#### MATERIAL SUPPLIED ####

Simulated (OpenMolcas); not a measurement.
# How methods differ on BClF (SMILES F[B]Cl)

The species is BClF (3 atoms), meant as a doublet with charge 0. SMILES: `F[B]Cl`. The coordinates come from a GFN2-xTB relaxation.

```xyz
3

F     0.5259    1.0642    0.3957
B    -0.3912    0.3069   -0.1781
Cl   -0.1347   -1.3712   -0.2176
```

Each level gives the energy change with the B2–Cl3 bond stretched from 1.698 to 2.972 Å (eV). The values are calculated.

####

WORK ITEM: An accurate, complete transcription of the records above is needed.

YOUR RESPONSE:
Simulated (OpenMolcas); not a measurement.
# How methods differ on BClF (SMILES F[B]Cl)

The species is BClF (3 atoms), meant as a doublet with charge 0. SMILES: `F[B]Cl`. The coordinates come from a GFN2-xTB relaxation.

```xyz
3

F     0.5259    1.0642    0.3957
B    -0.3912    0.3069   -0.1781
Cl   -0.1347   -1.3712   -0.2176
```

Each level gives the energy change with the B2–Cl3 bond stretched from 1.698 to 2.972 Å (eV). The values are calculated.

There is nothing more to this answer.